- Dataset excerpts:
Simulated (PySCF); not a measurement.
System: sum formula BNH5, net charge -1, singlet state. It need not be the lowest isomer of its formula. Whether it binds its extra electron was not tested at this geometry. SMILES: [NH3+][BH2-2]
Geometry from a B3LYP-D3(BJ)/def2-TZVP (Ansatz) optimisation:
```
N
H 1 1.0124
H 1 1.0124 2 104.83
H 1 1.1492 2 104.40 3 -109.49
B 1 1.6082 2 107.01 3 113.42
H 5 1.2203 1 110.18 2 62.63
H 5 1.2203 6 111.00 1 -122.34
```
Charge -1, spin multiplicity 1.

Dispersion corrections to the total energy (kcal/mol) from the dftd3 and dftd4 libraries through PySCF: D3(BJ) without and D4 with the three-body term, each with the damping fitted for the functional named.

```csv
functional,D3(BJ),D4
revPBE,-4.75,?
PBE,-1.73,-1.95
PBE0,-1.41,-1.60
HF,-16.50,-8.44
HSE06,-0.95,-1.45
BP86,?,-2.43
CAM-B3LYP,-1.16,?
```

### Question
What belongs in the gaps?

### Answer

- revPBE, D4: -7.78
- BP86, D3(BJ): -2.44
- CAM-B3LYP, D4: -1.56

- Work order:
Nothing but an exact copy of the lines from the start of the entries through the line containing "System: sum formula" belongs in the response.

- Exercise output:
Simulated (PySCF); not a measurement.
System: sum formula BNH5, net charge -1, singlet state. It need not be the lowest isomer of its formula. Whether it binds its extra electron was not tested at this geometry. SMILES: [NH3+][BH2-2]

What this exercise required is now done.